ASSIGNMENT — Type every record exactly as it appears.

MATERIAL SHOWN —
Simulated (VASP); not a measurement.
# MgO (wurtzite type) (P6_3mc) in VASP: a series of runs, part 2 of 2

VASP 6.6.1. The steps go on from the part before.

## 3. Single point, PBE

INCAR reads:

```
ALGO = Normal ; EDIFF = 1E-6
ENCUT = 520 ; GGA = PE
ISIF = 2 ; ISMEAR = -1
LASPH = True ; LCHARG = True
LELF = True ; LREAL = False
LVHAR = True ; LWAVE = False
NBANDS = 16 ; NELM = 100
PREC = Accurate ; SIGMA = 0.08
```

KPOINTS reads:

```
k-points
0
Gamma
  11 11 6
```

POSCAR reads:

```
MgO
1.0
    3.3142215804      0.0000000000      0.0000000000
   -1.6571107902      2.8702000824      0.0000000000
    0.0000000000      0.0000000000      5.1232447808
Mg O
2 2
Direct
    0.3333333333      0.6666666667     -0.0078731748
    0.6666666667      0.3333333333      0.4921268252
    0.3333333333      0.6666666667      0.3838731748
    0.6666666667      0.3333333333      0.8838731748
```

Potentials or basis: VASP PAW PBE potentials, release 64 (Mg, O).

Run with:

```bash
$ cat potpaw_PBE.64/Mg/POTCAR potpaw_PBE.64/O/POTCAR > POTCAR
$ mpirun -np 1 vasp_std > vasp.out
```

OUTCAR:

ANSWER SECTION —
Simulated (VASP); not a measurement.
# MgO (wurtzite type) (P6_3mc) in VASP: a series of runs, part 2 of 2

VASP 6.6.1. The steps go on from the part before.

## 3. Single point, PBE

INCAR reads:

```
ALGO = Normal ; EDIFF = 1E-6
ENCUT = 520 ; GGA = PE
ISIF = 2 ; ISMEAR = -1
LASPH = True ; LCHARG = True
LELF = True ; LREAL = False
LVHAR = True ; LWAVE = False
NBANDS = 16 ; NELM = 100
PREC = Accurate ; SIGMA = 0.08
```

KPOINTS reads:

```
k-points
0
Gamma
  11 11 6
```

POSCAR reads:

```
MgO
1.0
    3.3142215804      0.0000000000      0.0000000000
   -1.6571107902      2.8702000824      0.0000000000
    0.0000000000      0.0000000000      5.1232447808
Mg O
2 2
Direct
    0.3333333333      0.6666666667     -0.0078731748
    0.6666666667      0.3333333333      0.4921268252
    0.3333333333      0.6666666667      0.3838731748
    0.6666666667      0.3333333333      0.8838731748
```

Potentials or basis: VASP PAW PBE potentials, release 64 (Mg, O).

Run with:

```bash
$ cat potpaw_PBE.64/Mg/POTCAR potpaw_PBE.64/O/POTCAR > POTCAR
$ mpirun -np 1 vasp_std > vasp.out
```

OUTCAR:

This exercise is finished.